# ACTIVITY
The entries are to be returned exactly as written.

# INFORMATION SHOWN
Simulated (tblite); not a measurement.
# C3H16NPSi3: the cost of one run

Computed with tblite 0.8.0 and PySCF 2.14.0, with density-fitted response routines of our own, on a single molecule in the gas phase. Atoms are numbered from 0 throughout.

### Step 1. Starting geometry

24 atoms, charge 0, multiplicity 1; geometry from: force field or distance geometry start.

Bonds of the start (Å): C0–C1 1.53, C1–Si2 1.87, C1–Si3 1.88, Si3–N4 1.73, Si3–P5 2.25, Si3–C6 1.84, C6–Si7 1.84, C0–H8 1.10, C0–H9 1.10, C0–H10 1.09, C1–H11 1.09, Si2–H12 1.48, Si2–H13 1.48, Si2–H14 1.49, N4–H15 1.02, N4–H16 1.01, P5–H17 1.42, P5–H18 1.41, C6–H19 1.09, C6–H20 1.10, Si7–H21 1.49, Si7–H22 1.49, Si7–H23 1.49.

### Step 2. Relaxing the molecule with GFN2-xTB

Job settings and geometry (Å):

# YOUR RESPONSE
Simulated (tblite); not a measurement.
# C3H16NPSi3: the cost of one run

Computed with tblite 0.8.0 and PySCF 2.14.0, with density-fitted response routines of our own, on a single molecule in the gas phase. Atoms are numbered from 0 throughout.

### Step 1. Starting geometry

24 atoms, charge 0, multiplicity 1; geometry from: force field or distance geometry start.

Bonds of the start (Å): C0–C1 1.53, C1–Si2 1.87, C1–Si3 1.88, Si3–N4 1.73, Si3–P5 2.25, Si3–C6 1.84, C6–Si7 1.84, C0–H8 1.10, C0–H9 1.10, C0–H10 1.09, C1–H11 1.09, Si2–H12 1.48, Si2–H13 1.48, Si2–H14 1.49, N4–H15 1.02, N4–H16 1.01, P5–H17 1.42, P5–H18 1.41, C6–H19 1.09, C6–H20 1.10, Si7–H21 1.49, Si7–H22 1.49, Si7–H23 1.49.

### Step 2. Relaxing the molecule with GFN2-xTB

Job settings and geometry (Å):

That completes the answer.